--------
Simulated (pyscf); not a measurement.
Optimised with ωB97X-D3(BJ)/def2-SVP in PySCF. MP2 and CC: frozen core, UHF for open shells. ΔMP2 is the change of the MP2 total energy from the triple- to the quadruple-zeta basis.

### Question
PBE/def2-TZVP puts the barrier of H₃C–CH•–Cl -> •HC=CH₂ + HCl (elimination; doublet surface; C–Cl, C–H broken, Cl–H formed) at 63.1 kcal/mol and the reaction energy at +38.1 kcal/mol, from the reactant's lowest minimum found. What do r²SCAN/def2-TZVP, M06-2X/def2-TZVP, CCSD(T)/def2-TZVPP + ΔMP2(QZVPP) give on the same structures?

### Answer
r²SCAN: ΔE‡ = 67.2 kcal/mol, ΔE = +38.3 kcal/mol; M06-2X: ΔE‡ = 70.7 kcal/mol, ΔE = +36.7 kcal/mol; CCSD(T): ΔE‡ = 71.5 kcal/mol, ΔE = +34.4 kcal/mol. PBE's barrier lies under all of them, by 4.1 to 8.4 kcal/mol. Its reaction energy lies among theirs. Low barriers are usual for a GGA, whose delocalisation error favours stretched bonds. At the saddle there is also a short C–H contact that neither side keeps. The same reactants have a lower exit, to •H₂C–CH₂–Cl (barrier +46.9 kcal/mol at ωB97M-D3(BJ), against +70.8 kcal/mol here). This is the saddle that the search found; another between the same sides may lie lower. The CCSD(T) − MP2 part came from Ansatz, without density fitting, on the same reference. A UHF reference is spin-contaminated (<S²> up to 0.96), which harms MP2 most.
--------

EXERCISE:
Repeat each record exactly, leaving nothing out.

EXERCISE SOLUTION:
Simulated (pyscf); not a measurement.
Optimised with ωB97X-D3(BJ)/def2-SVP in PySCF. MP2 and CC: frozen core, UHF for open shells. ΔMP2 is the change of the MP2 total energy from the triple- to the quadruple-zeta basis.

### Question
PBE/def2-TZVP puts the barrier of H₃C–CH•–Cl -> •HC=CH₂ + HCl (elimination; doublet surface; C–Cl, C–H broken, Cl–H formed) at 63.1 kcal/mol and the reaction energy at +38.1 kcal/mol, from the reactant's lowest minimum found. What do r²SCAN/def2-TZVP, M06-2X/def2-TZVP, CCSD(T)/def2-TZVPP + ΔMP2(QZVPP) give on the same structures?

### Answer
r²SCAN: ΔE‡ = 67.2 kcal/mol, ΔE = +38.3 kcal/mol; M06-2X: ΔE‡ = 70.7 kcal/mol, ΔE = +36.7 kcal/mol; CCSD(T): ΔE‡ = 71.5 kcal/mol, ΔE = +34.4 kcal/mol. PBE's barrier lies under all of them, by 4.1 to 8.4 kcal/mol. Its reaction energy lies among theirs. Low barriers are usual for a GGA, whose delocalisation error favours stretched bonds. At the saddle there is also a short C–H contact that neither side keeps. The same reactants have a lower exit, to •H₂C–CH₂–Cl (barrier +46.9 kcal/mol at ωB97M-D3(BJ), against +70.8 kcal/mol here). This is the saddle that the search found; another between the same sides may lie lower. The CCSD(T) − MP2 part came from Ansatz, without density fitting, on the same reference. A UHF reference is spin-contaminated (<S²> up to 0.96), which harms MP2 most.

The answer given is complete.